**WORK ITEM:** Copy the first line of the material below and every later line through the line containing "### Which element moves most?", without any other output.

**STUDY MATERIAL:**
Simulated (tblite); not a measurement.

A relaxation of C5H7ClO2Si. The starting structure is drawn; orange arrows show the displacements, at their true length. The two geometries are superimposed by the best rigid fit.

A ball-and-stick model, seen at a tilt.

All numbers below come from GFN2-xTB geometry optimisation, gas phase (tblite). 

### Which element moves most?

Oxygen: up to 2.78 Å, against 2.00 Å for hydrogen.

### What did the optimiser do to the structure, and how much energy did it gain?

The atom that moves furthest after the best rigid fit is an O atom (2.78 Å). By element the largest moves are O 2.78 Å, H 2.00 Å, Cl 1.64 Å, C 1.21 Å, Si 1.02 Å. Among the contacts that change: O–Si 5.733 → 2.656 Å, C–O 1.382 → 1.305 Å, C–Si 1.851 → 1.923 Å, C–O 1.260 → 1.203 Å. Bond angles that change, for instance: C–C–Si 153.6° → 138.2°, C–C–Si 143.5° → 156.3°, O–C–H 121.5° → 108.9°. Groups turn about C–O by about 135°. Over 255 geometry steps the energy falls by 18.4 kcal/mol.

**EXERCISE RESULT:**
Simulated (tblite); not a measurement.

A relaxation of C5H7ClO2Si. The starting structure is drawn; orange arrows show the displacements, at their true length. The two geometries are superimposed by the best rigid fit.

A ball-and-stick model, seen at a tilt.

All numbers below come from GFN2-xTB geometry optimisation, gas phase (tblite). 

### Which element moves most?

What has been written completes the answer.